═══ DATA

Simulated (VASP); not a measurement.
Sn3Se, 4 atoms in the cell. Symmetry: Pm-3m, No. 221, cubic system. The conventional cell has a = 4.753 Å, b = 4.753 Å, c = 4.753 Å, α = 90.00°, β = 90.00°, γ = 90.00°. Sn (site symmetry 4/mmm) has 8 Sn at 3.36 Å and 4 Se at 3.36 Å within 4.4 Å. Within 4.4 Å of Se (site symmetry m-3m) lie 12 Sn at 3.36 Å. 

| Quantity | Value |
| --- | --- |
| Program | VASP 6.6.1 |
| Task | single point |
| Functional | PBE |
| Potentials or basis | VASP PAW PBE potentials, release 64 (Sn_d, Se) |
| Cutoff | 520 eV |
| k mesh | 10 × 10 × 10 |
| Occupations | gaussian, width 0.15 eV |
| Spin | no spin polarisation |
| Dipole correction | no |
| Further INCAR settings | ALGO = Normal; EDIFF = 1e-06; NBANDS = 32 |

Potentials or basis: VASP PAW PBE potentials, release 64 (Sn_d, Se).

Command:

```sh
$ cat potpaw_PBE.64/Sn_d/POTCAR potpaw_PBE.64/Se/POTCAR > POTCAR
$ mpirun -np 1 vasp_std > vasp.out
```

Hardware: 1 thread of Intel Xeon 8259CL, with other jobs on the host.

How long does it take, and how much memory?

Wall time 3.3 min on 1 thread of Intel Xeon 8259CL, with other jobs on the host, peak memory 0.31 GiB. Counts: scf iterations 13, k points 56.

══════

Retype, exactly and in full, the lines above from the one containing "spin polarisation |" through the one containing "How long does it take, and how much memory?".

#### YOUR SOLUTION:
| Spin | no spin polarisation |
| Dipole correction | no |
| Further INCAR settings | ALGO = Normal; EDIFF = 1e-06; NBANDS = 32 |

Potentials or basis: VASP PAW PBE potentials, release 64 (Sn_d, Se).

Command:

```sh
$ cat potpaw_PBE.64/Sn_d/POTCAR potpaw_PBE.64/Se/POTCAR > POTCAR
$ mpirun -np 1 vasp_std > vasp.out
```

Hardware: 1 thread of Intel Xeon 8259CL, with other jobs on the host.

How long does it take, and how much memory?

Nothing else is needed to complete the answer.